» Task item: Set down the records that follow exactly, every line of them.

» Given information:
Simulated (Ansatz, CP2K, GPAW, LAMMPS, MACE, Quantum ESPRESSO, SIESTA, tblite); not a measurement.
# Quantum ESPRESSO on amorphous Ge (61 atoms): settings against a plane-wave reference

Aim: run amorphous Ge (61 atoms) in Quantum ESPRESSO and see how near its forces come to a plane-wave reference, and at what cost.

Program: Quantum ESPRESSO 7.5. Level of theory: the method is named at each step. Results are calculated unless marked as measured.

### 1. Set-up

» Response box:
Simulated (Ansatz, CP2K, GPAW, LAMMPS, MACE, Quantum ESPRESSO, SIESTA, tblite); not a measurement.
# Quantum ESPRESSO on amorphous Ge (61 atoms): settings against a plane-wave reference

Aim: run amorphous Ge (61 atoms) in Quantum ESPRESSO and see how near its forces come to a plane-wave reference, and at what cost.

Program: Quantum ESPRESSO 7.5. Level of theory: the method is named at each step. Results are calculated unless marked as measured.

### 1. Set-up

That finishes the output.